START Data listing
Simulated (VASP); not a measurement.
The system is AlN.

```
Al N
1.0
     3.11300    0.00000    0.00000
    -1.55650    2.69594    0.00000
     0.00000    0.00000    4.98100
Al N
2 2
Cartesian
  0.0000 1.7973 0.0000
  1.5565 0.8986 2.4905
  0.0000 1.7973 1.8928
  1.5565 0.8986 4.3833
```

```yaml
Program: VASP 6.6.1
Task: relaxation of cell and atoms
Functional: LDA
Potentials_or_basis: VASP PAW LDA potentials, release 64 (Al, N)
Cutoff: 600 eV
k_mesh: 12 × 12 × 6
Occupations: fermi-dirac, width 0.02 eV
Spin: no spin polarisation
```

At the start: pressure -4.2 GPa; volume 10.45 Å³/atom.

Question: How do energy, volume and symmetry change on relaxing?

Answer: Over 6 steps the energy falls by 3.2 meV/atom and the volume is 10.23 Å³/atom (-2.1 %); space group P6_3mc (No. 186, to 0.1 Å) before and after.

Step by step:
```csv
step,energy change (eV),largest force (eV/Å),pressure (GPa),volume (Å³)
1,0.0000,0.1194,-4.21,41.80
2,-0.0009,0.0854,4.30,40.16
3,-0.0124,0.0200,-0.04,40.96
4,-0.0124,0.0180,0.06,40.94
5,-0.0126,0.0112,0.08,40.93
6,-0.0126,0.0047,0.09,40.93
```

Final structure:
END Data listing

- [Brief]: All the records above are to be reproduced exactly.

- [Reply]:
Simulated (VASP); not a measurement.
The system is AlN.

```
Al N
1.0
     3.11300    0.00000    0.00000
    -1.55650    2.69594    0.00000
     0.00000    0.00000    4.98100
Al N
2 2
Cartesian
  0.0000 1.7973 0.0000
  1.5565 0.8986 2.4905
  0.0000 1.7973 1.8928
  1.5565 0.8986 4.3833
```

```yaml
Program: VASP 6.6.1
Task: relaxation of cell and atoms
Functional: LDA
Potentials_or_basis: VASP PAW LDA potentials, release 64 (Al, N)
Cutoff: 600 eV
k_mesh: 12 × 12 × 6
Occupations: fermi-dirac, width 0.02 eV
Spin: no spin polarisation
```

At the start: pressure -4.2 GPa; volume 10.45 Å³/atom.

Question: How do energy, volume and symmetry change on relaxing?

Answer: Over 6 steps the energy falls by 3.2 meV/atom and the volume is 10.23 Å³/atom (-2.1 %); space group P6_3mc (No. 186, to 0.1 Å) before and after.

Step by step:
```csv
step,energy change (eV),largest force (eV/Å),pressure (GPa),volume (Å³)
1,0.0000,0.1194,-4.21,41.80
2,-0.0009,0.0854,4.30,40.16
3,-0.0124,0.0200,-0.04,40.96
4,-0.0124,0.0180,0.06,40.94
5,-0.0126,0.0112,0.08,40.93
6,-0.0126,0.0047,0.09,40.93
```

Final structure:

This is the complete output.